**Task item:**
Going down the listing below, print exactly each line from the one with "# Mg8HO8 (a" up to and including the one with "## Step 2: Single", and skip the rest.

**Given data:**
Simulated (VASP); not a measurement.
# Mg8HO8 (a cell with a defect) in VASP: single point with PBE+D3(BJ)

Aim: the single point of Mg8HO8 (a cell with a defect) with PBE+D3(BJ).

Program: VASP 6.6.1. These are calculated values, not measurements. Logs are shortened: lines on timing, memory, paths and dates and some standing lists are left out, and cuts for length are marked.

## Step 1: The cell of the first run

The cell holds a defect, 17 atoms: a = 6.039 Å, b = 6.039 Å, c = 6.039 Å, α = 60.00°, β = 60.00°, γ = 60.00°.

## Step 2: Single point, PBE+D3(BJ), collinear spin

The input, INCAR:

**Task answer:**
# Mg8HO8 (a cell with a defect) in VASP: single point with PBE+D3(BJ)

Aim: the single point of Mg8HO8 (a cell with a defect) with PBE+D3(BJ).

Program: VASP 6.6.1. These are calculated values, not measurements. Logs are shortened: lines on timing, memory, paths and dates and some standing lists are left out, and cuts for length are marked.

## Step 1: The cell of the first run

The cell holds a defect, 17 atoms: a = 6.039 Å, b = 6.039 Å, c = 6.039 Å, α = 60.00°, β = 60.00°, γ = 60.00°.

## Step 2: Single point, PBE+D3(BJ), collinear spin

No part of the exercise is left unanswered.